■ **Data shown**
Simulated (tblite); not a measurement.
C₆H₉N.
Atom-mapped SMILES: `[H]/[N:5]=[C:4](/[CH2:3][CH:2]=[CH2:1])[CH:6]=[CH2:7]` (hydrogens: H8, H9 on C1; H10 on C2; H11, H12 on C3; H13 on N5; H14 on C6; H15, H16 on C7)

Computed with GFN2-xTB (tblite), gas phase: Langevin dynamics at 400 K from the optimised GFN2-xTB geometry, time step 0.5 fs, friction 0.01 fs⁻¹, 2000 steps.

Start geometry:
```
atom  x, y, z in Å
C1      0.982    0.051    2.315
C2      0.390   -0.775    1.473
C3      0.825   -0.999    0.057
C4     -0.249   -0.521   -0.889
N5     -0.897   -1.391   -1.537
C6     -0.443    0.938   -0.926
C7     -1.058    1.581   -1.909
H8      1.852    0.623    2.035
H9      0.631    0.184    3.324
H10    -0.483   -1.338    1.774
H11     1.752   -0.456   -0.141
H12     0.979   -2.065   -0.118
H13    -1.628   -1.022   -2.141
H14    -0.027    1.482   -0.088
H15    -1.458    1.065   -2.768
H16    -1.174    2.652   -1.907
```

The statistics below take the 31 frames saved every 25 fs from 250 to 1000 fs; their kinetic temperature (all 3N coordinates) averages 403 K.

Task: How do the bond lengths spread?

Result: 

■ **Work instruction**
Nothing but the exact lines from the start of the material through the line holding "H15, H16 on C7)", both included, belongs in the answer.

■ **Task response**
Simulated (tblite); not a measurement.
C₆H₉N.
Atom-mapped SMILES: `[H]/[N:5]=[C:4](/[CH2:3][CH:2]=[CH2:1])[CH:6]=[CH2:7]` (hydrogens: H8, H9 on C1; H10 on C2; H11, H12 on C3; H13 on N5; H14 on C6; H15, H16 on C7)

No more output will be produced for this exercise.